* _RECORDS SHOWN_:
<<<<

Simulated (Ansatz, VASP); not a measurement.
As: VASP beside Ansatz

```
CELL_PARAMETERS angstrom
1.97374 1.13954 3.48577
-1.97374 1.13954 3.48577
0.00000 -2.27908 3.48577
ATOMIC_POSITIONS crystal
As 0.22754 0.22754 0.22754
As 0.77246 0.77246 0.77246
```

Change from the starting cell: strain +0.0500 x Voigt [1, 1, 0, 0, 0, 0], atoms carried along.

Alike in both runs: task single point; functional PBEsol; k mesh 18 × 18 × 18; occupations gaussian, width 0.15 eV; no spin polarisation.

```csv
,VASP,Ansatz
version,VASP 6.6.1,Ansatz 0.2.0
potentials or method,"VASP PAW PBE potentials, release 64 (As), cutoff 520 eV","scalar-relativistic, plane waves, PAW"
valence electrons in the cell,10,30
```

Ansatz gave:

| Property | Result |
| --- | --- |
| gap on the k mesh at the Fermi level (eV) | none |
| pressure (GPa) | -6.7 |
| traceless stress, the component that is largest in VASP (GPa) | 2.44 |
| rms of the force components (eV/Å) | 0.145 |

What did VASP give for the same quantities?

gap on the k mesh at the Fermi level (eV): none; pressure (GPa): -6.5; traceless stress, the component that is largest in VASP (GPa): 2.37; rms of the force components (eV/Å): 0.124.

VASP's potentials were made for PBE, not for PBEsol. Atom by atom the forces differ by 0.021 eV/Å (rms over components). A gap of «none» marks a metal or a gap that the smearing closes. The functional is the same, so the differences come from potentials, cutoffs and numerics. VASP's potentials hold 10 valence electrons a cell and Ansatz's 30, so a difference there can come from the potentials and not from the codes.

>>>>

Reproduce the listing word for word from its first line up to and including the line with "gap on the k mesh at the Fermi level (eV): none;". Give no other lines.

Simulated (Ansatz, VASP); not a measurement.
As: VASP beside Ansatz

```
CELL_PARAMETERS angstrom
1.97374 1.13954 3.48577
-1.97374 1.13954 3.48577
0.00000 -2.27908 3.48577
ATOMIC_POSITIONS crystal
As 0.22754 0.22754 0.22754
As 0.77246 0.77246 0.77246
```

Change from the starting cell: strain +0.0500 x Voigt [1, 1, 0, 0, 0, 0], atoms carried along.

Alike in both runs: task single point; functional PBEsol; k mesh 18 × 18 × 18; occupations gaussian, width 0.15 eV; no spin polarisation.

```csv
,VASP,Ansatz
version,VASP 6.6.1,Ansatz 0.2.0
potentials or method,"VASP PAW PBE potentials, release 64 (As), cutoff 520 eV","scalar-relativistic, plane waves, PAW"
valence electrons in the cell,10,30
```

Ansatz gave:

| Property | Result |
| --- | --- |
| gap on the k mesh at the Fermi level (eV) | none |
| pressure (GPa) | -6.7 |
| traceless stress, the component that is largest in VASP (GPa) | 2.44 |
| rms of the force components (eV/Å) | 0.145 |

What did VASP give for the same quantities?

gap on the k mesh at the Fermi level (eV): none; pressure (GPa): -6.5; traceless stress, the component that is largest in VASP (GPa): 2.37; rms of the force components (eV/Å): 0.124.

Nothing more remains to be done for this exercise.